- [Data provided]:
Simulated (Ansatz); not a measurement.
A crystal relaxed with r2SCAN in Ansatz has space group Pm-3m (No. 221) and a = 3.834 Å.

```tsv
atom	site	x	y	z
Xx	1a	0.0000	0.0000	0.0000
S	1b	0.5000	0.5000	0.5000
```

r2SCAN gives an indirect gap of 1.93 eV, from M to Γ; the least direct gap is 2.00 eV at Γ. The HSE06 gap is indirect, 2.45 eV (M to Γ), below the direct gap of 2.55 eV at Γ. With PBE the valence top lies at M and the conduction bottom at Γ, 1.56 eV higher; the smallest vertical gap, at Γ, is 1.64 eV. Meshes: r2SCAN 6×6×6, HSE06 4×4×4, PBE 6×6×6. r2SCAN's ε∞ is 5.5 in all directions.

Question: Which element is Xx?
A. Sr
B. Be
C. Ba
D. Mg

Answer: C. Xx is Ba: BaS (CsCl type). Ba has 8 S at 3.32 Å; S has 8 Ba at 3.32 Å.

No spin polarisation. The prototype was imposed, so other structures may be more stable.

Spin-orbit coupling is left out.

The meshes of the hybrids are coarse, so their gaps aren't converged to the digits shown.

- [Requirement]: In your reply, restate exactly the lines from the start of the records above through the line holding "Spin-orbit coupling is left out.", including both, and nothing else.

- [Exercise output]:
Simulated (Ansatz); not a measurement.
A crystal relaxed with r2SCAN in Ansatz has space group Pm-3m (No. 221) and a = 3.834 Å.

```tsv
atom	site	x	y	z
Xx	1a	0.0000	0.0000	0.0000
S	1b	0.5000	0.5000	0.5000
```

r2SCAN gives an indirect gap of 1.93 eV, from M to Γ; the least direct gap is 2.00 eV at Γ. The HSE06 gap is indirect, 2.45 eV (M to Γ), below the direct gap of 2.55 eV at Γ. With PBE the valence top lies at M and the conduction bottom at Γ, 1.56 eV higher; the smallest vertical gap, at Γ, is 1.64 eV. Meshes: r2SCAN 6×6×6, HSE06 4×4×4, PBE 6×6×6. r2SCAN's ε∞ is 5.5 in all directions.

Question: Which element is Xx?
A. Sr
B. Be
C. Ba
D. Mg

Answer: C. Xx is Ba: BaS (CsCl type). Ba has 8 S at 3.32 Å; S has 8 Ba at 3.32 Å.

No spin polarisation. The prototype was imposed, so other structures may be more stable.

Spin-orbit coupling is left out.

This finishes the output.